* Source material *
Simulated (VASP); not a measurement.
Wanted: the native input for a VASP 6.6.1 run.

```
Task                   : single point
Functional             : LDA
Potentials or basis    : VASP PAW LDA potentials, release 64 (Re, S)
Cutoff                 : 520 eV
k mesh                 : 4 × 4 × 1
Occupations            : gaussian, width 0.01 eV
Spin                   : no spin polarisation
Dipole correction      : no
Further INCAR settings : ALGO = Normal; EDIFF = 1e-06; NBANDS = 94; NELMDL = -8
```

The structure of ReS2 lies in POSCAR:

* Brief *
Write out the whole listing once more, exactly as it reads.

* Exercise output *
Simulated (VASP); not a measurement.
Wanted: the native input for a VASP 6.6.1 run.

```
Task                   : single point
Functional             : LDA
Potentials or basis    : VASP PAW LDA potentials, release 64 (Re, S)
Cutoff                 : 520 eV
k mesh                 : 4 × 4 × 1
Occupations            : gaussian, width 0.01 eV
Spin                   : no spin polarisation
Dipole correction      : no
Further INCAR settings : ALGO = Normal; EDIFF = 1e-06; NBANDS = 94; NELMDL = -8
```

The structure of ReS2 lies in POSCAR:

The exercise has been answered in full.